◆ **Data records**
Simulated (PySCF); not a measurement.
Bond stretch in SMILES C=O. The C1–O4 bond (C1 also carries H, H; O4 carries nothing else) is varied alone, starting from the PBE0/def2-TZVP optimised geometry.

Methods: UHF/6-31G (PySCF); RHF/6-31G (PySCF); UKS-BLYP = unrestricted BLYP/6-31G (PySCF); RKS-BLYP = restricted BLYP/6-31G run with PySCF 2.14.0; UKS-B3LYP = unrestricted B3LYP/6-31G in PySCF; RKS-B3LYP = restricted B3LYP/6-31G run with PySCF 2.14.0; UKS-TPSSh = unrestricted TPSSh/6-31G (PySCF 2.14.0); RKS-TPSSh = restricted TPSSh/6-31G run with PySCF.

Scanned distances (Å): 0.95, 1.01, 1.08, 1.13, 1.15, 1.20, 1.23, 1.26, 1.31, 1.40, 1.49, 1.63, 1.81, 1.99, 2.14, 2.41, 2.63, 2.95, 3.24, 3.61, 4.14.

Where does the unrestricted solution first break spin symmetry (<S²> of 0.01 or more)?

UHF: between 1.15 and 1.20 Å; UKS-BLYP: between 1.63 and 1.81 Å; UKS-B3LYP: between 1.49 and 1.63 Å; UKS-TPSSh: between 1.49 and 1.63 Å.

◆ **Activity**
In the entries above, one line contains "3.24, 3.61, 4.14." and another contains "Where does the". Reproduce exactly those two lines and the lines between them, nothing else.

◆ **Answer section**
Scanned distances (Å): 0.95, 1.01, 1.08, 1.13, 1.15, 1.20, 1.23, 1.26, 1.31, 1.40, 1.49, 1.63, 1.81, 1.99, 2.14, 2.41, 2.63, 2.95, 3.24, 3.61, 4.14.

Where does the unrestricted solution first break spin symmetry (<S²> of 0.01 or more)?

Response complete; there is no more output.